>>

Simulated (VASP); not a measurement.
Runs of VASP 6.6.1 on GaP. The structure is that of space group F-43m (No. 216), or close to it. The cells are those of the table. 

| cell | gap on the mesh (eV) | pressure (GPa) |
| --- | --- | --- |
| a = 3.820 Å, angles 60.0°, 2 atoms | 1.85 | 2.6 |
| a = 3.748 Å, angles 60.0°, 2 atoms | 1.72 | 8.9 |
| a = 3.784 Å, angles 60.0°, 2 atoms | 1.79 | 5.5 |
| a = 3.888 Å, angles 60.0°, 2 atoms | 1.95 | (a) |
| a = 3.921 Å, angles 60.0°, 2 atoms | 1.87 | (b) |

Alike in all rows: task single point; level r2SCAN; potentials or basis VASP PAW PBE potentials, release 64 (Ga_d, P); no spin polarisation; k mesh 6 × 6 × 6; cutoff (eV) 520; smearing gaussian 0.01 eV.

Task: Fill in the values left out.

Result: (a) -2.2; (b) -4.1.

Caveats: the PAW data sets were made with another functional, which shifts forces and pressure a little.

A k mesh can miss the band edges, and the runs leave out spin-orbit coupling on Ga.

<<

→ Work task
Each entry is to be output exactly as it was written.

→ Problem solution
Simulated (VASP); not a measurement.
Runs of VASP 6.6.1 on GaP. The structure is that of space group F-43m (No. 216), or close to it. The cells are those of the table. 

| cell | gap on the mesh (eV) | pressure (GPa) |
| --- | --- | --- |
| a = 3.820 Å, angles 60.0°, 2 atoms | 1.85 | 2.6 |
| a = 3.748 Å, angles 60.0°, 2 atoms | 1.72 | 8.9 |
| a = 3.784 Å, angles 60.0°, 2 atoms | 1.79 | 5.5 |
| a = 3.888 Å, angles 60.0°, 2 atoms | 1.95 | (a) |
| a = 3.921 Å, angles 60.0°, 2 atoms | 1.87 | (b) |

Alike in all rows: task single point; level r2SCAN; potentials or basis VASP PAW PBE potentials, release 64 (Ga_d, P); no spin polarisation; k mesh 6 × 6 × 6; cutoff (eV) 520; smearing gaussian 0.01 eV.

Task: Fill in the values left out.

Result: (a) -2.2; (b) -4.1.

Caveats: the PAW data sets were made with another functional, which shifts forces and pressure a little.

A k mesh can miss the band edges, and the runs leave out spin-orbit coupling on Ga.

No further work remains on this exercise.